● **REQUIRED ACTION**
Transcribe the following entries word for word. End with the line where "Caveat: a moment" appears.

┌──

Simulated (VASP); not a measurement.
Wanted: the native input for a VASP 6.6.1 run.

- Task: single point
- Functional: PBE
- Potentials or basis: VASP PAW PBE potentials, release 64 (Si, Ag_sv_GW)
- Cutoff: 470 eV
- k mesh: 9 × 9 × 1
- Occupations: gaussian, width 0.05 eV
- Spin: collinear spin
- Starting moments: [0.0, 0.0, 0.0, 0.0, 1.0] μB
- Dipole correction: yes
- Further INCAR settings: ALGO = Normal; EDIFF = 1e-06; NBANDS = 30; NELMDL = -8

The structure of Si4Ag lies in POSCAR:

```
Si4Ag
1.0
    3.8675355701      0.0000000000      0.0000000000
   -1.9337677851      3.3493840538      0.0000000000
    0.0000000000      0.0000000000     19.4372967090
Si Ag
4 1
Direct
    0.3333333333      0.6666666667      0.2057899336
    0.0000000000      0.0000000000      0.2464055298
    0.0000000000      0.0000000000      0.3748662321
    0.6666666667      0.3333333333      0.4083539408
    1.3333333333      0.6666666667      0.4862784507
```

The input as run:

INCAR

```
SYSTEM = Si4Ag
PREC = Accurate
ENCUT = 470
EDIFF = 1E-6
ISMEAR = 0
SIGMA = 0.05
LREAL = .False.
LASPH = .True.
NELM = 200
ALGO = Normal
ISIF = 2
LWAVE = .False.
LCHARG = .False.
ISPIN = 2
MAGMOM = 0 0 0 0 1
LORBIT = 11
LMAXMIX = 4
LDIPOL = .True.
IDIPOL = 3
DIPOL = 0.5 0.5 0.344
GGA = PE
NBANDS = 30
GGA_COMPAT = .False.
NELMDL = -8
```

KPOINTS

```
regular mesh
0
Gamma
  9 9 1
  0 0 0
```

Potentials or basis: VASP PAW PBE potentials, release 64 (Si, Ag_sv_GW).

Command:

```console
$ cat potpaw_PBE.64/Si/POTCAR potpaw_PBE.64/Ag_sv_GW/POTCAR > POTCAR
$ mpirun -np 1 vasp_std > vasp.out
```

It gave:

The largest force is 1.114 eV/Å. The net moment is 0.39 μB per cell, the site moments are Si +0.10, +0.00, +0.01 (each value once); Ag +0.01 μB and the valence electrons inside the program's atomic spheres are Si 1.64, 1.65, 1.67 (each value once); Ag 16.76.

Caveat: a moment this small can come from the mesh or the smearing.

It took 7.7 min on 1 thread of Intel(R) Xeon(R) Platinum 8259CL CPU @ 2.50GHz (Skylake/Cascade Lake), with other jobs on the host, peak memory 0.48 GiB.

└──

● **EXPECTED ANSWER**
Simulated (VASP); not a measurement.
Wanted: the native input for a VASP 6.6.1 run.

- Task: single point
- Functional: PBE
- Potentials or basis: VASP PAW PBE potentials, release 64 (Si, Ag_sv_GW)
- Cutoff: 470 eV
- k mesh: 9 × 9 × 1
- Occupations: gaussian, width 0.05 eV
- Spin: collinear spin
- Starting moments: [0.0, 0.0, 0.0, 0.0, 1.0] μB
- Dipole correction: yes
- Further INCAR settings: ALGO = Normal; EDIFF = 1e-06; NBANDS = 30; NELMDL = -8

The structure of Si4Ag lies in POSCAR:

```
Si4Ag
1.0
    3.8675355701      0.0000000000      0.0000000000
   -1.9337677851      3.3493840538      0.0000000000
    0.0000000000      0.0000000000     19.4372967090
Si Ag
4 1
Direct
    0.3333333333      0.6666666667      0.2057899336
    0.0000000000      0.0000000000      0.2464055298
    0.0000000000      0.0000000000      0.3748662321
    0.6666666667      0.3333333333      0.4083539408
    1.3333333333      0.6666666667      0.4862784507
```

The input as run:

INCAR

```
SYSTEM = Si4Ag
PREC = Accurate
ENCUT = 470
EDIFF = 1E-6
ISMEAR = 0
SIGMA = 0.05
LREAL = .False.
LASPH = .True.
NELM = 200
ALGO = Normal
ISIF = 2
LWAVE = .False.
LCHARG = .False.
ISPIN = 2
MAGMOM = 0 0 0 0 1
LORBIT = 11
LMAXMIX = 4
LDIPOL = .True.
IDIPOL = 3
DIPOL = 0.5 0.5 0.344
GGA = PE
NBANDS = 30
GGA_COMPAT = .False.
NELMDL = -8
```

KPOINTS

```
regular mesh
0
Gamma
  9 9 1
  0 0 0
```

Potentials or basis: VASP PAW PBE potentials, release 64 (Si, Ag_sv_GW).

Command:

```console
$ cat potpaw_PBE.64/Si/POTCAR potpaw_PBE.64/Ag_sv_GW/POTCAR > POTCAR
$ mpirun -np 1 vasp_std > vasp.out
```

It gave:

The largest force is 1.114 eV/Å. The net moment is 0.39 μB per cell, the site moments are Si +0.10, +0.00, +0.01 (each value once); Ag +0.01 μB and the valence electrons inside the program's atomic spheres are Si 1.64, 1.65, 1.67 (each value once); Ag 16.76.

Caveat: a moment this small can come from the mesh or the smearing.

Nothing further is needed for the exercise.